**ACTION ITEM**
Some of the lines below need repeating. Reproduce exactly those between the lines holding "Alike in both" and "4.983 | -0.0061 |", inclusive.

(INFORMATION SUPPLIED)

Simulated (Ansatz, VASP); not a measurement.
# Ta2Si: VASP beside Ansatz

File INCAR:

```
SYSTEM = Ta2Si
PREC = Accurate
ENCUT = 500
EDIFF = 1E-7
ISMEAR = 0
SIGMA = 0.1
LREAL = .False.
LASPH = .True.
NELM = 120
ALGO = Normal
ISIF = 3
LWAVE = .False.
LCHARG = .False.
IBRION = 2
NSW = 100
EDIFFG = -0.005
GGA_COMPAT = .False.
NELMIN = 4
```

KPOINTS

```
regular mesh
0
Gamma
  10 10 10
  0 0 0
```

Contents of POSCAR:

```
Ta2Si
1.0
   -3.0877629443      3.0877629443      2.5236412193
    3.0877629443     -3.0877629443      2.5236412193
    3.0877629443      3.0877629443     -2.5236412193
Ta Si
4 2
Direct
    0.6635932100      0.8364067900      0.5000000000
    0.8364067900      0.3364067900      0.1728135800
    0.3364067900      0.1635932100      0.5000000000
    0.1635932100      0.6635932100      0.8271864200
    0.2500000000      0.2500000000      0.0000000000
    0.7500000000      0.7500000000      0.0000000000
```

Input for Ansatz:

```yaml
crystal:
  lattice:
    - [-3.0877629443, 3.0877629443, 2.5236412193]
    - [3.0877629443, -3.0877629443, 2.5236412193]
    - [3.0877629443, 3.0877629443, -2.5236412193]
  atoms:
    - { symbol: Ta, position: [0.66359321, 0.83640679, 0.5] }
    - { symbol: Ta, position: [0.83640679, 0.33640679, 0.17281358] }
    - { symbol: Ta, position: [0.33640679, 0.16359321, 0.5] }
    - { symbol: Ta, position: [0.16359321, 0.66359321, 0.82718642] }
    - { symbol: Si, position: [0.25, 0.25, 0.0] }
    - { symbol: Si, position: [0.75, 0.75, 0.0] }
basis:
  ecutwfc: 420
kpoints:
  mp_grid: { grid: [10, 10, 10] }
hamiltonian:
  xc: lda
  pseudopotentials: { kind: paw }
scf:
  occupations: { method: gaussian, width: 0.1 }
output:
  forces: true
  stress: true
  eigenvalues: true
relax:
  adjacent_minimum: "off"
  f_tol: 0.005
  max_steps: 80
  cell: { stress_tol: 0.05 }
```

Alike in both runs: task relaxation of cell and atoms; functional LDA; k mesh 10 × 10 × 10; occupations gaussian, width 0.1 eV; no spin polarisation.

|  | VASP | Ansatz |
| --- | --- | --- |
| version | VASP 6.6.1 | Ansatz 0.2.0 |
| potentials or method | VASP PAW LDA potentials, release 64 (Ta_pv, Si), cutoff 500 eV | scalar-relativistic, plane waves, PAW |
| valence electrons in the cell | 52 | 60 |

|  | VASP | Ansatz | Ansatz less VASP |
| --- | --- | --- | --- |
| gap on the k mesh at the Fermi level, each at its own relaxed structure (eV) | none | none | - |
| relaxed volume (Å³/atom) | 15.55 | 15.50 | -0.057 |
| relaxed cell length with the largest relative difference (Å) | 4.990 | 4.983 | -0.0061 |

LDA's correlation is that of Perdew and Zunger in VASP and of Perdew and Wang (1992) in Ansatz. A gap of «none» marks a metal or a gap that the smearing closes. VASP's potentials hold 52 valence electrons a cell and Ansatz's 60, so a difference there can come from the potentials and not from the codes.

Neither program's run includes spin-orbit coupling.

(End INFORMATION SUPPLIED)

**TASK OUTPUT**
Alike in both runs: task relaxation of cell and atoms; functional LDA; k mesh 10 × 10 × 10; occupations gaussian, width 0.1 eV; no spin polarisation.

|  | VASP | Ansatz |
| --- | --- | --- |
| version | VASP 6.6.1 | Ansatz 0.2.0 |
| potentials or method | VASP PAW LDA potentials, release 64 (Ta_pv, Si), cutoff 500 eV | scalar-relativistic, plane waves, PAW |
| valence electrons in the cell | 52 | 60 |

|  | VASP | Ansatz | Ansatz less VASP |
| --- | --- | --- | --- |
| gap on the k mesh at the Fermi level, each at its own relaxed structure (eV) | none | none | - |
| relaxed volume (Å³/atom) | 15.55 | 15.50 | -0.057 |
| relaxed cell length with the largest relative difference (Å) | 4.990 | 4.983 | -0.0061 |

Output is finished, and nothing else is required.